Work task
Only the lines below from the one containing "42 atoms, charge" to the one containing "## 2. Geometry optimisation with GFN2-xTB" should be repeated, both included and unchanged.

** Data for review follows **

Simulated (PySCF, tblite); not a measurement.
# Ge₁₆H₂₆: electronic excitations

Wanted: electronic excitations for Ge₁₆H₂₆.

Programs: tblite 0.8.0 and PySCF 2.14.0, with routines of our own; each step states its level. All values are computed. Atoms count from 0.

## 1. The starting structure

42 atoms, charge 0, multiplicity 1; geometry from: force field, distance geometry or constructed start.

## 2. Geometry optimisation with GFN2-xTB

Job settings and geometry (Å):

** End of Data for review **

Answer box
42 atoms, charge 0, multiplicity 1; geometry from: force field, distance geometry or constructed start.

## 2. Geometry optimisation with GFN2-xTB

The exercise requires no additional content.